Once you have located the line containing "0.0296 | 1.398 |" in the material below, return it exactly along with each line after it through the line containing "0.0953 | 1.451 |".

DATA SECTION: Begin
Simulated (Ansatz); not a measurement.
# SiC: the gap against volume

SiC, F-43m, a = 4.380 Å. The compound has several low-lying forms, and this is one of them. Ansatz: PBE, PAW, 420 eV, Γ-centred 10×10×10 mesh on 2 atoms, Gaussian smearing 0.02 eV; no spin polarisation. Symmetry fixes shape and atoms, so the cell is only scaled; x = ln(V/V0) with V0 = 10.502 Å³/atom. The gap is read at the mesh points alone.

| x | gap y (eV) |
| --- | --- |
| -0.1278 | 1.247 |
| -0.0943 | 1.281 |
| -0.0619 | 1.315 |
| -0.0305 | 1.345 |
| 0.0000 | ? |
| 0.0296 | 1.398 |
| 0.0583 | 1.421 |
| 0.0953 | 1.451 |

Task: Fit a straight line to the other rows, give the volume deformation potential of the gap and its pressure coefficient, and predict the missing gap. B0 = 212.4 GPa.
DATA SECTION: End

WRITTEN RESPONSE:
| 0.0296 | 1.398 |
| 0.0583 | 1.421 |
| 0.0953 | 1.451 |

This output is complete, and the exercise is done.